Go through the records line by line from the top and repeat each one exactly, ending with the line that contains "Question: Which Newman".

**Records supplied**
——

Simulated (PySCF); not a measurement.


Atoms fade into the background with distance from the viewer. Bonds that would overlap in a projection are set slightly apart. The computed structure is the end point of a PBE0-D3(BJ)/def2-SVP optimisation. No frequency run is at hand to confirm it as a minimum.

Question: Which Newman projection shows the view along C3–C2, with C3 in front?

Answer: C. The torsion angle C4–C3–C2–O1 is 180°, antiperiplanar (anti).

——

**Response area**
Simulated (PySCF); not a measurement.


Atoms fade into the background with distance from the viewer. Bonds that would overlap in a projection are set slightly apart. The computed structure is the end point of a PBE0-D3(BJ)/def2-SVP optimisation. No frequency run is at hand to confirm it as a minimum.

Question: Which Newman projection shows the view along C3–C2, with C3 in front?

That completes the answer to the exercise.